EXERCISE: Nothing may be dropped. Retype the whole listing exactly.

DATA FOR REVIEW:
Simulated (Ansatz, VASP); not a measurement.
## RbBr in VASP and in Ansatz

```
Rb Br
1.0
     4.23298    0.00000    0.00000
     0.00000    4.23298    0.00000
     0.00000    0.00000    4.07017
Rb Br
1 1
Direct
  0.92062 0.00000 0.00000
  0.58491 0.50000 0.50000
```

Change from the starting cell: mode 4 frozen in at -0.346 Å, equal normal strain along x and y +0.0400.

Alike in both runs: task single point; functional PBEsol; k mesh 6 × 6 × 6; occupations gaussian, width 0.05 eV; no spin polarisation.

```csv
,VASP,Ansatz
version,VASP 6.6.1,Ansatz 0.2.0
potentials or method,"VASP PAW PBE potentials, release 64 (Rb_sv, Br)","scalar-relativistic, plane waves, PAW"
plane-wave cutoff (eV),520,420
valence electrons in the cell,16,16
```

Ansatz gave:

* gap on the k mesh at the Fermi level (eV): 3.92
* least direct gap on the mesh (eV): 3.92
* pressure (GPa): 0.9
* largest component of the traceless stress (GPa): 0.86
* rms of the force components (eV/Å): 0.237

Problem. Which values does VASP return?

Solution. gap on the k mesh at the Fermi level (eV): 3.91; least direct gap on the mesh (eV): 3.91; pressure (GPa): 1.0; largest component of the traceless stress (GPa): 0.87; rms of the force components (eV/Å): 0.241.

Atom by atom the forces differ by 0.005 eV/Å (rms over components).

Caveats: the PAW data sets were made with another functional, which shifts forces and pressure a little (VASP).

WRITTEN ANSWER:
Simulated (Ansatz, VASP); not a measurement.
## RbBr in VASP and in Ansatz

```
Rb Br
1.0
     4.23298    0.00000    0.00000
     0.00000    4.23298    0.00000
     0.00000    0.00000    4.07017
Rb Br
1 1
Direct
  0.92062 0.00000 0.00000
  0.58491 0.50000 0.50000
```

Change from the starting cell: mode 4 frozen in at -0.346 Å, equal normal strain along x and y +0.0400.

Alike in both runs: task single point; functional PBEsol; k mesh 6 × 6 × 6; occupations gaussian, width 0.05 eV; no spin polarisation.

```csv
,VASP,Ansatz
version,VASP 6.6.1,Ansatz 0.2.0
potentials or method,"VASP PAW PBE potentials, release 64 (Rb_sv, Br)","scalar-relativistic, plane waves, PAW"
plane-wave cutoff (eV),520,420
valence electrons in the cell,16,16
```

Ansatz gave:

* gap on the k mesh at the Fermi level (eV): 3.92
* least direct gap on the mesh (eV): 3.92
* pressure (GPa): 0.9
* largest component of the traceless stress (GPa): 0.86
* rms of the force components (eV/Å): 0.237

Problem. Which values does VASP return?

Solution. gap on the k mesh at the Fermi level (eV): 3.91; least direct gap on the mesh (eV): 3.91; pressure (GPa): 1.0; largest component of the traceless stress (GPa): 0.87; rms of the force components (eV/Å): 0.241.

Atom by atom the forces differ by 0.005 eV/Å (rms over components).

Caveats: the PAW data sets were made with another functional, which shifts forces and pressure a little (VASP).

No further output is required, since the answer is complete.